• _Task item_
Word for word, repeat each of the records below.

===== Exercise data

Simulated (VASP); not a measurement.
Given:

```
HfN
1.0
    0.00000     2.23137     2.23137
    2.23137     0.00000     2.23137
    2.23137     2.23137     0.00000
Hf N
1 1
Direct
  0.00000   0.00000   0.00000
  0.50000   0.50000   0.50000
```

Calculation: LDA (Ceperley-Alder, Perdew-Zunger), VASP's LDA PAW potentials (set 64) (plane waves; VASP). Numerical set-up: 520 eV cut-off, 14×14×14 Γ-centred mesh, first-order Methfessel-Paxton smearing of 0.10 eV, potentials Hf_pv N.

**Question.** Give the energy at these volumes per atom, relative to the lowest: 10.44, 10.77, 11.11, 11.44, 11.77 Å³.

==========

• _Written solution_
Simulated (VASP); not a measurement.
Given:

```
HfN
1.0
    0.00000     2.23137     2.23137
    2.23137     0.00000     2.23137
    2.23137     2.23137     0.00000
Hf N
1 1
Direct
  0.00000   0.00000   0.00000
  0.50000   0.50000   0.50000
```

Calculation: LDA (Ceperley-Alder, Perdew-Zunger), VASP's LDA PAW potentials (set 64) (plane waves; VASP). Numerical set-up: 520 eV cut-off, 14×14×14 Γ-centred mesh, first-order Methfessel-Paxton smearing of 0.10 eV, potentials Hf_pv N.

**Question.** Give the energy at these volumes per atom, relative to the lowest: 10.44, 10.77, 11.11, 11.44, 11.77 Å³.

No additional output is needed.